EXERCISE: Quote the material below exactly as written, from the first line to the line that holds "Question: How do", endpoints included.

(Beginning of GIVEN ENTRIES)

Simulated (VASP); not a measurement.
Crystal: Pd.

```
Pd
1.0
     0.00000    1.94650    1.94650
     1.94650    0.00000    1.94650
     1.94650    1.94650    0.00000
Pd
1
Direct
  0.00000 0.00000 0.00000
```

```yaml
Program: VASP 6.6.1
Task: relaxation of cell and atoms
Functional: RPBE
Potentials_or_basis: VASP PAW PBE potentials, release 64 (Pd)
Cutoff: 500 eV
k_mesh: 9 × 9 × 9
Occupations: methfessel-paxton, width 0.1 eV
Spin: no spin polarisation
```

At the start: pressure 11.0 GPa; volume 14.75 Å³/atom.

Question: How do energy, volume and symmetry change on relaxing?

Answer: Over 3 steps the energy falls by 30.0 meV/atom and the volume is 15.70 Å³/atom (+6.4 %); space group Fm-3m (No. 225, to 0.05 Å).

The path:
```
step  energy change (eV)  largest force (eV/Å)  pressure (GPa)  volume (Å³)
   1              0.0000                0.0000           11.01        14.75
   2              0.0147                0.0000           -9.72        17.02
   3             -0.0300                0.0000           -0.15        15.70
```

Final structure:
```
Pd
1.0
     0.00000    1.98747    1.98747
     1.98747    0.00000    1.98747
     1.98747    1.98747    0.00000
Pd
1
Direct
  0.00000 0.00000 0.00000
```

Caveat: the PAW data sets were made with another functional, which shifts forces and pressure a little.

(End of GIVEN ENTRIES)

PROBLEM SOLUTION:
Simulated (VASP); not a measurement.
Crystal: Pd.

```
Pd
1.0
     0.00000    1.94650    1.94650
     1.94650    0.00000    1.94650
     1.94650    1.94650    0.00000
Pd
1
Direct
  0.00000 0.00000 0.00000
```

```yaml
Program: VASP 6.6.1
Task: relaxation of cell and atoms
Functional: RPBE
Potentials_or_basis: VASP PAW PBE potentials, release 64 (Pd)
Cutoff: 500 eV
k_mesh: 9 × 9 × 9
Occupations: methfessel-paxton, width 0.1 eV
Spin: no spin polarisation
```

At the start: pressure 11.0 GPa; volume 14.75 Å³/atom.

Question: How do energy, volume and symmetry change on relaxing?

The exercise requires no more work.